===== Extracted records =====

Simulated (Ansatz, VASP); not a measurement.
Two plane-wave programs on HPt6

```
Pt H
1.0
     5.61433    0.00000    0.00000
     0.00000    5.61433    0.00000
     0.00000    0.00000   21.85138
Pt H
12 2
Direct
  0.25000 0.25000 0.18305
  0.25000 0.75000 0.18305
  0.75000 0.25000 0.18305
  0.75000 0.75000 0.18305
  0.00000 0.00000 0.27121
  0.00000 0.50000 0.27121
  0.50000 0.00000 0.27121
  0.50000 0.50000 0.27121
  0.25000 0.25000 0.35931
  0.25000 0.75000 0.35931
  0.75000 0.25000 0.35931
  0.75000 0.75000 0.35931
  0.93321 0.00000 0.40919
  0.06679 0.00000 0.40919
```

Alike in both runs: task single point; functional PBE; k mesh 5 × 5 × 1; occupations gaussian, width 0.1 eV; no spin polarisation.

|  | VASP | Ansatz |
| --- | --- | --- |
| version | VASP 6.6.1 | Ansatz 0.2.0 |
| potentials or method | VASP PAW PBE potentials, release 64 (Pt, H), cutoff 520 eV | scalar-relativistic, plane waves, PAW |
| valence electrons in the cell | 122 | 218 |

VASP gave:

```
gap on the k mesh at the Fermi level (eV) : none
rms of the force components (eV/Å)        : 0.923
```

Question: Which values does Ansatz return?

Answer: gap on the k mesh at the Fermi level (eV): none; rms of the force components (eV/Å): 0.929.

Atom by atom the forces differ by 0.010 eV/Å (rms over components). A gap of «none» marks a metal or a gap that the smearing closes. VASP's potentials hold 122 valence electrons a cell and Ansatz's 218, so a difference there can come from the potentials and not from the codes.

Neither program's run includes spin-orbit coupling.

=====

Print only the lines that run from the start of the listing to the line bearing "Atom by atom"; please keep the first line and that last one, exactly as they appear.

Simulated (Ansatz, VASP); not a measurement.
Two plane-wave programs on HPt6

```
Pt H
1.0
     5.61433    0.00000    0.00000
     0.00000    5.61433    0.00000
     0.00000    0.00000   21.85138
Pt H
12 2
Direct
  0.25000 0.25000 0.18305
  0.25000 0.75000 0.18305
  0.75000 0.25000 0.18305
  0.75000 0.75000 0.18305
  0.00000 0.00000 0.27121
  0.00000 0.50000 0.27121
  0.50000 0.00000 0.27121
  0.50000 0.50000 0.27121
  0.25000 0.25000 0.35931
  0.25000 0.75000 0.35931
  0.75000 0.25000 0.35931
  0.75000 0.75000 0.35931
  0.93321 0.00000 0.40919
  0.06679 0.00000 0.40919
```

Alike in both runs: task single point; functional PBE; k mesh 5 × 5 × 1; occupations gaussian, width 0.1 eV; no spin polarisation.

|  | VASP | Ansatz |
| --- | --- | --- |
| version | VASP 6.6.1 | Ansatz 0.2.0 |
| potentials or method | VASP PAW PBE potentials, release 64 (Pt, H), cutoff 520 eV | scalar-relativistic, plane waves, PAW |
| valence electrons in the cell | 122 | 218 |

VASP gave:

```
gap on the k mesh at the Fermi level (eV) : none
rms of the force components (eV/Å)        : 0.923
```

Question: Which values does Ansatz return?

Answer: gap on the k mesh at the Fermi level (eV): none; rms of the force components (eV/Å): 0.929.

Atom by atom the forces differ by 0.010 eV/Å (rms over components). A gap of «none» marks a metal or a gap that the smearing closes. VASP's potentials hold 122 valence electrons a cell and Ansatz's 218, so a difference there can come from the potentials and not from the codes.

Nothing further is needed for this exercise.